#### Records shown
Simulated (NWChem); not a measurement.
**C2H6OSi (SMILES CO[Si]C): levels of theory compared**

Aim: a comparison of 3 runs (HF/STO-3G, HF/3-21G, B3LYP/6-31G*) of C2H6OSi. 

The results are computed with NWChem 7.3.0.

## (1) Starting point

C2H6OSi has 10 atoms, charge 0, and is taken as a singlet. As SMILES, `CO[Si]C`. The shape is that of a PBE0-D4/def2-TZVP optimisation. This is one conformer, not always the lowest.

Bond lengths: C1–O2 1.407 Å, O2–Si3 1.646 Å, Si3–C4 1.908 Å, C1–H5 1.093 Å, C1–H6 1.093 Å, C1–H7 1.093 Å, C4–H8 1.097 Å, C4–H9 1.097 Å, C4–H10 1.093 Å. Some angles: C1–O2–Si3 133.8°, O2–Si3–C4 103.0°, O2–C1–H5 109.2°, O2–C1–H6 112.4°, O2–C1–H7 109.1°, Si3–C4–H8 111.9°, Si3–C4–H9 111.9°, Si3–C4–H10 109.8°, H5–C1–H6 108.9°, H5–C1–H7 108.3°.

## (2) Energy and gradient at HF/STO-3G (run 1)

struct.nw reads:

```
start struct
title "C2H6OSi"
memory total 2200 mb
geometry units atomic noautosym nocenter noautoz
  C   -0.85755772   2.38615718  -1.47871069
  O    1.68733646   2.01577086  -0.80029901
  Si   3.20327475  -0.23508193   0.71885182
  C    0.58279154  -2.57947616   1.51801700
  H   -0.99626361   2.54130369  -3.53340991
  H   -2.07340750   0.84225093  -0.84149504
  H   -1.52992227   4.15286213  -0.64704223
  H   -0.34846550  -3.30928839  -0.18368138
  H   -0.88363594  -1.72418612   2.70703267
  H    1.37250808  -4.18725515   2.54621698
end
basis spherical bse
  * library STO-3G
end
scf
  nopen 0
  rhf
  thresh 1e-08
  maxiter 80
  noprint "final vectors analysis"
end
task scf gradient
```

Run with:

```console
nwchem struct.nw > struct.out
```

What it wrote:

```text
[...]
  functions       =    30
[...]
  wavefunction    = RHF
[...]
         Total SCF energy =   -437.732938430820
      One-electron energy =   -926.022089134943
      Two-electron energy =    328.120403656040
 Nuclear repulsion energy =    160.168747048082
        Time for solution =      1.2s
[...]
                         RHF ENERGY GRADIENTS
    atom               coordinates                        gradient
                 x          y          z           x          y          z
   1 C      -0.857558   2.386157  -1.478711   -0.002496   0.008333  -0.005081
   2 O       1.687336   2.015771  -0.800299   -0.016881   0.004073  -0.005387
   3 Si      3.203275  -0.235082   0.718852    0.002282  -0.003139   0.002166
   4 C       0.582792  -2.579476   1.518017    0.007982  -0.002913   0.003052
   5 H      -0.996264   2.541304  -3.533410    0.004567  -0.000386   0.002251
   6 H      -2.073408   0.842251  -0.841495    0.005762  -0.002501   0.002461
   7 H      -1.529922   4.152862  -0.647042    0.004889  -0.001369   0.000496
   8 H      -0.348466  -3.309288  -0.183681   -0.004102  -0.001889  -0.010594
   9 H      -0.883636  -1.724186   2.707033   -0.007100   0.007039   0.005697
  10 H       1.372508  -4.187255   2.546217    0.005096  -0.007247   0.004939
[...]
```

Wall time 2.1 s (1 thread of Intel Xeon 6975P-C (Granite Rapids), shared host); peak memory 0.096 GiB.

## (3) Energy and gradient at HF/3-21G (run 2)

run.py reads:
########

:: Task item ::
Above are the lines; repeat exactly the ones from the line containing "## (1) Starting point" down to the line containing "C2H6OSi has 10", both inclusive.

:: Problem solution ::
## (1) Starting point

C2H6OSi has 10 atoms, charge 0, and is taken as a singlet. As SMILES, `CO[Si]C`. The shape is that of a PBE0-D4/def2-TZVP optimisation. This is one conformer, not always the lowest.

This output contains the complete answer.